LISTED RECORDS.
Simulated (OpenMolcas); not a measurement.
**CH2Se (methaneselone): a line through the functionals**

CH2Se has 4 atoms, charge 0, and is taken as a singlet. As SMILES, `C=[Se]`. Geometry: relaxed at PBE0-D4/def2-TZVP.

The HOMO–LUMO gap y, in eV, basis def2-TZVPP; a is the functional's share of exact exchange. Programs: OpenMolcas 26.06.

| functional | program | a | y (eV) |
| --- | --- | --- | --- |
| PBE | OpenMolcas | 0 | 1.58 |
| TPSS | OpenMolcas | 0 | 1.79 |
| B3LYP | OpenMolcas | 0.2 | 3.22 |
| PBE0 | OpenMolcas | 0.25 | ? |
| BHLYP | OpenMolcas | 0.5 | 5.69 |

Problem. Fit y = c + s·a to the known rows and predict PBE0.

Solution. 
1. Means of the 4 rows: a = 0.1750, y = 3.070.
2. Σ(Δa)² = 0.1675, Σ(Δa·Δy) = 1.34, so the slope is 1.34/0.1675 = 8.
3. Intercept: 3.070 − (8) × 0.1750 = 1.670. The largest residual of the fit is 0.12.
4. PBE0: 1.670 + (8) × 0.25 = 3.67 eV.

ACTION ITEM.
Transcribe the listing above in full, so that every line matches exactly.

YOUR SOLUTION.
Simulated (OpenMolcas); not a measurement.
**CH2Se (methaneselone): a line through the functionals**

CH2Se has 4 atoms, charge 0, and is taken as a singlet. As SMILES, `C=[Se]`. Geometry: relaxed at PBE0-D4/def2-TZVP.

The HOMO–LUMO gap y, in eV, basis def2-TZVPP; a is the functional's share of exact exchange. Programs: OpenMolcas 26.06.

| functional | program | a | y (eV) |
| --- | --- | --- | --- |
| PBE | OpenMolcas | 0 | 1.58 |
| TPSS | OpenMolcas | 0 | 1.79 |
| B3LYP | OpenMolcas | 0.2 | 3.22 |
| PBE0 | OpenMolcas | 0.25 | ? |
| BHLYP | OpenMolcas | 0.5 | 5.69 |

Problem. Fit y = c + s·a to the known rows and predict PBE0.

Solution. 
1. Means of the 4 rows: a = 0.1750, y = 3.070.
2. Σ(Δa)² = 0.1675, Σ(Δa·Δy) = 1.34, so the slope is 1.34/0.1675 = 8.
3. Intercept: 3.070 − (8) × 0.1750 = 1.670. The largest residual of the fit is 0.12.
4. PBE0: 1.670 + (8) × 0.25 = 3.67 eV.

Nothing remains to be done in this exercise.